## Work task:
Begin with the first line of the entries below and reproduce each line exactly, ending with the line that holds "### Rank them by energy, lowest first.".

## Stored data:
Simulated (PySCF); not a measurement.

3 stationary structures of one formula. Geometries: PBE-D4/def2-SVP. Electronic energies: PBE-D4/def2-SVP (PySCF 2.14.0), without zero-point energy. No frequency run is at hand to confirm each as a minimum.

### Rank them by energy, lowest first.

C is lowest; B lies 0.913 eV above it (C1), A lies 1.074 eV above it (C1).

## Task solution:
Simulated (PySCF); not a measurement.

3 stationary structures of one formula. Geometries: PBE-D4/def2-SVP. Electronic energies: PBE-D4/def2-SVP (PySCF 2.14.0), without zero-point energy. No frequency run is at hand to confirm each as a minimum.

### Rank them by energy, lowest first.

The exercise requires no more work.